● **WORK ITEM**
Could you reproduce, word for word, everything below from the line containing "2.321 | 0.9871 |" down to the line containing "3.053 | 0.9124 |", with both of those lines included and no others?

● **DATASET EXCERPTS**

++++++

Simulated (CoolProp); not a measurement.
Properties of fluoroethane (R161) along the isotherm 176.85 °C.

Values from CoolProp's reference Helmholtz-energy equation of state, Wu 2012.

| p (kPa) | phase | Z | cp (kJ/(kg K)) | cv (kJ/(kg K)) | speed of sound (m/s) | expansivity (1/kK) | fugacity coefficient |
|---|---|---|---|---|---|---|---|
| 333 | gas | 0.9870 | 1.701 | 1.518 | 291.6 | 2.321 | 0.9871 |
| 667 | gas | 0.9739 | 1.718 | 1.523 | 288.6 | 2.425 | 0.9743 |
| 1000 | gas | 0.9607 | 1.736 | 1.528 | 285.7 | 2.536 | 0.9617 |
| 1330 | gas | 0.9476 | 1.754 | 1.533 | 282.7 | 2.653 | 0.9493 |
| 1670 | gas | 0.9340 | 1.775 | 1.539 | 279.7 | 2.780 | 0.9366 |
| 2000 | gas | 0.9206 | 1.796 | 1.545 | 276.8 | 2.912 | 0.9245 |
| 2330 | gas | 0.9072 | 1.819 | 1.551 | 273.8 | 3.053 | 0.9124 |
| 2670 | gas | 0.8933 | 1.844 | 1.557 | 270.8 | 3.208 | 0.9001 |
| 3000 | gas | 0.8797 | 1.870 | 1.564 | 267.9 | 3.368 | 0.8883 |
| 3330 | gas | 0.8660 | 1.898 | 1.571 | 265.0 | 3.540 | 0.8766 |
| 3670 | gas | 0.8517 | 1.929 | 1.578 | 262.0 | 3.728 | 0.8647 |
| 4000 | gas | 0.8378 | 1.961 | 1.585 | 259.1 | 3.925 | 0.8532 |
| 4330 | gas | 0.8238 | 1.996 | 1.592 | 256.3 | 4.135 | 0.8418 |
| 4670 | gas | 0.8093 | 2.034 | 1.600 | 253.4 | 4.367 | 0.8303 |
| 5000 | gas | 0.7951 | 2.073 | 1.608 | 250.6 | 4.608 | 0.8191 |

++++++

● **REPLY**
| 333 | gas | 0.9870 | 1.701 | 1.518 | 291.6 | 2.321 | 0.9871 |
| 667 | gas | 0.9739 | 1.718 | 1.523 | 288.6 | 2.425 | 0.9743 |
| 1000 | gas | 0.9607 | 1.736 | 1.528 | 285.7 | 2.536 | 0.9617 |
| 1330 | gas | 0.9476 | 1.754 | 1.533 | 282.7 | 2.653 | 0.9493 |
| 1670 | gas | 0.9340 | 1.775 | 1.539 | 279.7 | 2.780 | 0.9366 |
| 2000 | gas | 0.9206 | 1.796 | 1.545 | 276.8 | 2.912 | 0.9245 |
| 2330 | gas | 0.9072 | 1.819 | 1.551 | 273.8 | 3.053 | 0.9124 |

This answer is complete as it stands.